WORK ORDER
For the entries that follow, restate word for word the line containing "Ansatz 0.2.0; plane-wave", the line containing "Another coverage, to", and every line that lies between them.

─── SUPPLIED DATA
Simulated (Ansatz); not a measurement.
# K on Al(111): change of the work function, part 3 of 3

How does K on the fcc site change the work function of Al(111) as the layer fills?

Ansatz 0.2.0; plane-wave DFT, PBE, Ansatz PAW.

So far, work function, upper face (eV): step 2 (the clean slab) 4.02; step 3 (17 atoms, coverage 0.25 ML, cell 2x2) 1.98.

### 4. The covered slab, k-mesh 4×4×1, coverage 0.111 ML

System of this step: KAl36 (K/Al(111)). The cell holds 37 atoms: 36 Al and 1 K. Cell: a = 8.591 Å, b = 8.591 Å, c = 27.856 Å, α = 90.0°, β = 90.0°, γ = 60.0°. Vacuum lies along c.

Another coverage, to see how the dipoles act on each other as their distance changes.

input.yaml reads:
──────

EXPECTED ANSWER
Ansatz 0.2.0; plane-wave DFT, PBE, Ansatz PAW.

So far, work function, upper face (eV): step 2 (the clean slab) 4.02; step 3 (17 atoms, coverage 0.25 ML, cell 2x2) 1.98.

### 4. The covered slab, k-mesh 4×4×1, coverage 0.111 ML

System of this step: KAl36 (K/Al(111)). The cell holds 37 atoms: 36 Al and 1 K. Cell: a = 8.591 Å, b = 8.591 Å, c = 27.856 Å, α = 90.0°, β = 90.0°, γ = 60.0°. Vacuum lies along c.

Another coverage, to see how the dipoles act on each other as their distance changes.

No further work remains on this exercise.